◆ Work order:
Each record must be printed again exactly as given.

= = = = = = =

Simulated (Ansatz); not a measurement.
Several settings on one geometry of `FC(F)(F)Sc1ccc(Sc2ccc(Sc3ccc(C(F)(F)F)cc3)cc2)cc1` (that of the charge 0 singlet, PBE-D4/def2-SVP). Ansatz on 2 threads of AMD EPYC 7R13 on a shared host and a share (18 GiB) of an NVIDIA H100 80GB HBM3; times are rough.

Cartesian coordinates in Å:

= = = = = = =

◆ Response box:
Simulated (Ansatz); not a measurement.
Several settings on one geometry of `FC(F)(F)Sc1ccc(Sc2ccc(Sc3ccc(C(F)(F)F)cc3)cc2)cc1` (that of the charge 0 singlet, PBE-D4/def2-SVP). Ansatz on 2 threads of AMD EPYC 7R13 on a shared host and a share (18 GiB) of an NVIDIA H100 80GB HBM3; times are rough.

Cartesian coordinates in Å:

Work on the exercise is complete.